● WORK ITEM: Word for word, reproduce every record in the listing below.

● PROVIDED INFORMATION:
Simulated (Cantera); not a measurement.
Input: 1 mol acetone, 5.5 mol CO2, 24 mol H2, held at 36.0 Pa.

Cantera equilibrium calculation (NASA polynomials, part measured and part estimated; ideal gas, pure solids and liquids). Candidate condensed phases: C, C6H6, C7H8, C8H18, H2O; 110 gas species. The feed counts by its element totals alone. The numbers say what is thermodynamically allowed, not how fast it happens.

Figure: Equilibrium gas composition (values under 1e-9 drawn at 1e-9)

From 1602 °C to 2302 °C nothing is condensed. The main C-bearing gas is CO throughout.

● SOLUTION:
Simulated (Cantera); not a measurement.
Input: 1 mol acetone, 5.5 mol CO2, 24 mol H2, held at 36.0 Pa.

Cantera equilibrium calculation (NASA polynomials, part measured and part estimated; ideal gas, pure solids and liquids). Candidate condensed phases: C, C6H6, C7H8, C8H18, H2O; 110 gas species. The feed counts by its element totals alone. The numbers say what is thermodynamically allowed, not how fast it happens.

Figure: Equilibrium gas composition (values under 1e-9 drawn at 1e-9)

From 1602 °C to 2302 °C nothing is condensed. The main C-bearing gas is CO throughout.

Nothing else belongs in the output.